**Assignment:**
Write out the entries again exactly as they are given.

### Data

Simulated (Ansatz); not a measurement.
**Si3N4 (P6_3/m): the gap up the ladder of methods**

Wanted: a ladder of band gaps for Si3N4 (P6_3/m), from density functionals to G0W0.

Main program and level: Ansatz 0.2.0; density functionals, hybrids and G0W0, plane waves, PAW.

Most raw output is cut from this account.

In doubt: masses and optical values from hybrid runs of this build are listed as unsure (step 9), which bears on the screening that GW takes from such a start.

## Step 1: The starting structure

######

**Task output:**
Simulated (Ansatz); not a measurement.
**Si3N4 (P6_3/m): the gap up the ladder of methods**

Wanted: a ladder of band gaps for Si3N4 (P6_3/m), from density functionals to G0W0.

Main program and level: Ansatz 0.2.0; density functionals, hybrids and G0W0, plane waves, PAW.

Most raw output is cut from this account.

In doubt: masses and optical values from hybrid runs of this build are listed as unsure (step 9), which bears on the screening that GW takes from such a start.

## Step 1: The starting structure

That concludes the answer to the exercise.